╭──

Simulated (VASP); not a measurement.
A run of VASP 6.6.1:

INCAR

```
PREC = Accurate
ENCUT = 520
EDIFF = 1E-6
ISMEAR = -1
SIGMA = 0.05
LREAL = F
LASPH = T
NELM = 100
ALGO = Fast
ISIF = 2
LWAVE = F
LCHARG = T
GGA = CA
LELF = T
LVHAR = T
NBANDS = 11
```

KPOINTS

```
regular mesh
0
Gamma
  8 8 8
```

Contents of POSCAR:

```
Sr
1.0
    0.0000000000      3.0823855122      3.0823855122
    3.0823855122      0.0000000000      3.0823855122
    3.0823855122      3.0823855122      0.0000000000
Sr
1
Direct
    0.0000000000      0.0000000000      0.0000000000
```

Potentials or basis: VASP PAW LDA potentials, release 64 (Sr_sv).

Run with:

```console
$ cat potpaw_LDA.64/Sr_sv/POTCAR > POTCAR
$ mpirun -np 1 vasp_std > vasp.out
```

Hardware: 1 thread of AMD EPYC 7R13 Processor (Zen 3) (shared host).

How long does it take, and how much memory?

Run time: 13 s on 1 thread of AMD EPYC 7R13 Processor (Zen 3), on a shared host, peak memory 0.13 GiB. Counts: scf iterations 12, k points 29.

╰──

◆ ASSIGNMENT:
Exact reproduction is required. Give the lines of the data from its first line through the line containing "How long does it take, and how much memory?", and no others.

◆ EXERCISE ANSWER:
Simulated (VASP); not a measurement.
A run of VASP 6.6.1:

INCAR

```
PREC = Accurate
ENCUT = 520
EDIFF = 1E-6
ISMEAR = -1
SIGMA = 0.05
LREAL = F
LASPH = T
NELM = 100
ALGO = Fast
ISIF = 2
LWAVE = F
LCHARG = T
GGA = CA
LELF = T
LVHAR = T
NBANDS = 11
```

KPOINTS

```
regular mesh
0
Gamma
  8 8 8
```

Contents of POSCAR:

```
Sr
1.0
    0.0000000000      3.0823855122      3.0823855122
    3.0823855122      0.0000000000      3.0823855122
    3.0823855122      3.0823855122      0.0000000000
Sr
1
Direct
    0.0000000000      0.0000000000      0.0000000000
```

Potentials or basis: VASP PAW LDA potentials, release 64 (Sr_sv).

Run with:

```console
$ cat potpaw_LDA.64/Sr_sv/POTCAR > POTCAR
$ mpirun -np 1 vasp_std > vasp.out
```

Hardware: 1 thread of AMD EPYC 7R13 Processor (Zen 3) (shared host).

How long does it take, and how much memory?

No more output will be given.